Source data »
--- START ---

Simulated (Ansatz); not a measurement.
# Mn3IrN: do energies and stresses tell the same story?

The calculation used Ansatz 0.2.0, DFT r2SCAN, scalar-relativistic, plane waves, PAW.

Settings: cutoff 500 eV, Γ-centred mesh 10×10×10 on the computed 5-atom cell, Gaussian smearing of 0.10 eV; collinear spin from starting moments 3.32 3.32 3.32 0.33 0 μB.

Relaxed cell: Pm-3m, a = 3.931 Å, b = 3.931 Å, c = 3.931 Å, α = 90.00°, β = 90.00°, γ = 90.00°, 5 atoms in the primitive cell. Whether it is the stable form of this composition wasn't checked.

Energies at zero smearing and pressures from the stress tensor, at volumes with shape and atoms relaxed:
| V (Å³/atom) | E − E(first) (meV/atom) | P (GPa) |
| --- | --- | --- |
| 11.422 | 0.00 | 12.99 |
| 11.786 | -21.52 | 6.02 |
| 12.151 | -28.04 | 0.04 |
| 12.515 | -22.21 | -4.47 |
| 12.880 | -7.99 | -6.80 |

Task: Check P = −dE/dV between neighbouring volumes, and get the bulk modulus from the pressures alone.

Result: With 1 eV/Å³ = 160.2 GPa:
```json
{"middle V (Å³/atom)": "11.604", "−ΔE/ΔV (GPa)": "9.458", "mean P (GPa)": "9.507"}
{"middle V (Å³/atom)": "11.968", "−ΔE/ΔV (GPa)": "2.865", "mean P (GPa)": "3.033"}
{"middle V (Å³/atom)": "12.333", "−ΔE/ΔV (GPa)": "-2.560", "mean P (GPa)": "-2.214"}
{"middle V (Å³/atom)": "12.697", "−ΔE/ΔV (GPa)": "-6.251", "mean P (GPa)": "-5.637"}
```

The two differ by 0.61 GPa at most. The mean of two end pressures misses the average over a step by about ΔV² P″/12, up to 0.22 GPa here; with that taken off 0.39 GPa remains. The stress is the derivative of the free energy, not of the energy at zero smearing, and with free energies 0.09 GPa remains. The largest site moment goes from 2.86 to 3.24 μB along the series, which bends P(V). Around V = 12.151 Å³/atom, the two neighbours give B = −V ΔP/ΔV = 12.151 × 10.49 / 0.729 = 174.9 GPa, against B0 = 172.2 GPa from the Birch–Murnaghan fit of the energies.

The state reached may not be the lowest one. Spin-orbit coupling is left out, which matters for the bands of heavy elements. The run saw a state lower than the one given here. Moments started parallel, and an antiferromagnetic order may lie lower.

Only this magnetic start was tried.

--- END ---

Requirement »
Give back every line from the beginning of the records through the line holding "Settings: cutoff 500", exactly as it reads, and leave out the rest.

Expected answer »
Simulated (Ansatz); not a measurement.
# Mn3IrN: do energies and stresses tell the same story?

The calculation used Ansatz 0.2.0, DFT r2SCAN, scalar-relativistic, plane waves, PAW.

Settings: cutoff 500 eV, Γ-centred mesh 10×10×10 on the computed 5-atom cell, Gaussian smearing of 0.10 eV; collinear spin from starting moments 3.32 3.32 3.32 0.33 0 μB.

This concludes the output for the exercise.